▶ _Work item_:
Only one stretch of the data below is needed. Output the lines from the one with "R1, BCl2 (SMILES" up to and including the one with "Quantity: the reaction energy.", exactly as they stand.

▶ _Supplied data_:
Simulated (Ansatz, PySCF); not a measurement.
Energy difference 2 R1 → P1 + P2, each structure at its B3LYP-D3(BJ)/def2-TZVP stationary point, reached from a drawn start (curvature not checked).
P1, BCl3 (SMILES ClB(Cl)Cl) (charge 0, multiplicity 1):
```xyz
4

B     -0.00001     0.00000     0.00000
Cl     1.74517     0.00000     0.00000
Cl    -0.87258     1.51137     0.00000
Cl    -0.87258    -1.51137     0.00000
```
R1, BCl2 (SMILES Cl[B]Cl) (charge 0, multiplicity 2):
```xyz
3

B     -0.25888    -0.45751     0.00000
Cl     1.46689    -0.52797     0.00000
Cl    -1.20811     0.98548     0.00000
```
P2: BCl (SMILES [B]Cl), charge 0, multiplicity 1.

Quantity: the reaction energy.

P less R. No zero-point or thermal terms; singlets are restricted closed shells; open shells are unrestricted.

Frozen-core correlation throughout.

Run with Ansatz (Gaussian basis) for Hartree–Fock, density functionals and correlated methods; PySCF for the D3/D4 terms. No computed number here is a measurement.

▶ _Task response_:
R1, BCl2 (SMILES Cl[B]Cl) (charge 0, multiplicity 2):
```xyz
3

B     -0.25888    -0.45751     0.00000
Cl     1.46689    -0.52797     0.00000
Cl    -1.20811     0.98548     0.00000
```
P2: BCl (SMILES [B]Cl), charge 0, multiplicity 1.

Quantity: the reaction energy.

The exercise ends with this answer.